Assigned task: Below this sentence is a listing; return exactly its lines from the one with "V2, shared host" to the one with "Method: Kohn-Sham DFT, PBE, GTH-PBE", both kept, and nothing more.

Data for review:
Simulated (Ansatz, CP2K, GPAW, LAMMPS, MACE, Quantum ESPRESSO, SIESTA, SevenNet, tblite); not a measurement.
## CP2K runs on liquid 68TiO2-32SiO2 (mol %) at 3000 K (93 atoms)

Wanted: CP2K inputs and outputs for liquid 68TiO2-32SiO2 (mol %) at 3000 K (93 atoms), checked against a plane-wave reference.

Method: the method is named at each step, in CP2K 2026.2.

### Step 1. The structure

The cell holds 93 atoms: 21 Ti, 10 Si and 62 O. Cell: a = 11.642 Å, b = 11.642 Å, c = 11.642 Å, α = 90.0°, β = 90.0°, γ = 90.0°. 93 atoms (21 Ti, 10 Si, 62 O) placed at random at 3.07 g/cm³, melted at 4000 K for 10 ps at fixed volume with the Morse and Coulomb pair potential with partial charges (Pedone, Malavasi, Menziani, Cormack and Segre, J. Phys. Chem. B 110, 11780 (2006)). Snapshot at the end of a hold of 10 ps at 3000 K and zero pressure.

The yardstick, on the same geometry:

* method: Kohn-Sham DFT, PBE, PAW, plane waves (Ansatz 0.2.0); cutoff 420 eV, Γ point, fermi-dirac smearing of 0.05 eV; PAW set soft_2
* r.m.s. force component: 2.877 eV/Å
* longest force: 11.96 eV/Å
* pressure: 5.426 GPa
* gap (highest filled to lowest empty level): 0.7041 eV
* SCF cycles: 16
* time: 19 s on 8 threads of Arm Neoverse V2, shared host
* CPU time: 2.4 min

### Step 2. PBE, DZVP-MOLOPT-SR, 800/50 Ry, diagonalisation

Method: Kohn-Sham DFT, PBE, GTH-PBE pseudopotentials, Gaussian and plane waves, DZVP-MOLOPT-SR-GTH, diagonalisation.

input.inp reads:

Exercise output:
* time: 19 s on 8 threads of Arm Neoverse V2, shared host
* CPU time: 2.4 min

### Step 2. PBE, DZVP-MOLOPT-SR, 800/50 Ry, diagonalisation

Method: Kohn-Sham DFT, PBE, GTH-PBE pseudopotentials, Gaussian and plane waves, DZVP-MOLOPT-SR-GTH, diagonalisation.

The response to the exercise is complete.